DATA TO EXAMINE =
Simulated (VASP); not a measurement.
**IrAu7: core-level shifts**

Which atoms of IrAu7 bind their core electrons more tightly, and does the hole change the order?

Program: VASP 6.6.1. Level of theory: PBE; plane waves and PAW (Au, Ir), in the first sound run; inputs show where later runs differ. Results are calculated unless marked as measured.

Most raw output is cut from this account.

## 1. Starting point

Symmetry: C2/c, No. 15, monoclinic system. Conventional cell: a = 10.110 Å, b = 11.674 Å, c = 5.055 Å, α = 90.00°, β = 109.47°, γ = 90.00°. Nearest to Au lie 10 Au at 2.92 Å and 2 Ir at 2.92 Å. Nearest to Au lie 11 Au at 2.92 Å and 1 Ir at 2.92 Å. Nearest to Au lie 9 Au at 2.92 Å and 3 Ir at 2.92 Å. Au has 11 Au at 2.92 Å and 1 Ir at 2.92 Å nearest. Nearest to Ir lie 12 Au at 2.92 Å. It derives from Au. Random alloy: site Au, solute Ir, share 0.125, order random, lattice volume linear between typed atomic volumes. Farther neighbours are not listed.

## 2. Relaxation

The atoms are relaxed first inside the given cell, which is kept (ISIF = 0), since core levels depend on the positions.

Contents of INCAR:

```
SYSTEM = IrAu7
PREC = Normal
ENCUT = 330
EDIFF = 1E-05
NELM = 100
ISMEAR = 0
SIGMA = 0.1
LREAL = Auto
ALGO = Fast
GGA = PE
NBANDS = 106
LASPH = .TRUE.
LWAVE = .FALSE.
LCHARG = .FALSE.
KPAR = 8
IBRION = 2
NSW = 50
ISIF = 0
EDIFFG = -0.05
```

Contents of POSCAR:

ACTIVITY =
Lines from the top of the entries above to the line that contains "## 1. Starting point" should be set down exactly, please, with both ends kept and nothing added.

EXERCISE RESULT =
Simulated (VASP); not a measurement.
**IrAu7: core-level shifts**

Which atoms of IrAu7 bind their core electrons more tightly, and does the hole change the order?

Program: VASP 6.6.1. Level of theory: PBE; plane waves and PAW (Au, Ir), in the first sound run; inputs show where later runs differ. Results are calculated unless marked as measured.

Most raw output is cut from this account.

## 1. Starting point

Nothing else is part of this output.